§ ACTIVITY: Look below for the line containing "Source: calculation with tblite."; from there through the line containing "### Which panel", both lines included, please set down each line exactly and nothing else.

§ LISTED RECORDS:
┌────────

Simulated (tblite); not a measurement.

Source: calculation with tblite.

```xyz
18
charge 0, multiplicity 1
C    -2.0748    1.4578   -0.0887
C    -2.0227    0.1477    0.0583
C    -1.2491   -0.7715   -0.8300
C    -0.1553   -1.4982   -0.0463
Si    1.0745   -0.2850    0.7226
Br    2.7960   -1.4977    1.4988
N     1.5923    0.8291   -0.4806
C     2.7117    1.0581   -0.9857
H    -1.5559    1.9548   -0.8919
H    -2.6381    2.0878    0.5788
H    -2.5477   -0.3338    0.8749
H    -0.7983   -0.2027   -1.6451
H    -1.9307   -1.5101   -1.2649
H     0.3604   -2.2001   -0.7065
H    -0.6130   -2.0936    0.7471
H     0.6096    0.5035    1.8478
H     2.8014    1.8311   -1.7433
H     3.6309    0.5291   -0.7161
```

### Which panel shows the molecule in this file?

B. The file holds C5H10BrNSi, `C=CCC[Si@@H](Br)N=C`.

└────────

§ EXPECTED ANSWER:
Source: calculation with tblite.

```xyz
18
charge 0, multiplicity 1
C    -2.0748    1.4578   -0.0887
C    -2.0227    0.1477    0.0583
C    -1.2491   -0.7715   -0.8300
C    -0.1553   -1.4982   -0.0463
Si    1.0745   -0.2850    0.7226
Br    2.7960   -1.4977    1.4988
N     1.5923    0.8291   -0.4806
C     2.7117    1.0581   -0.9857
H    -1.5559    1.9548   -0.8919
H    -2.6381    2.0878    0.5788
H    -2.5477   -0.3338    0.8749
H    -0.7983   -0.2027   -1.6451
H    -1.9307   -1.5101   -1.2649
H     0.3604   -2.2001   -0.7065
H    -0.6130   -2.0936    0.7471
H     0.6096    0.5035    1.8478
H     2.8014    1.8311   -1.7433
H     3.6309    0.5291   -0.7161
```

### Which panel shows the molecule in this file?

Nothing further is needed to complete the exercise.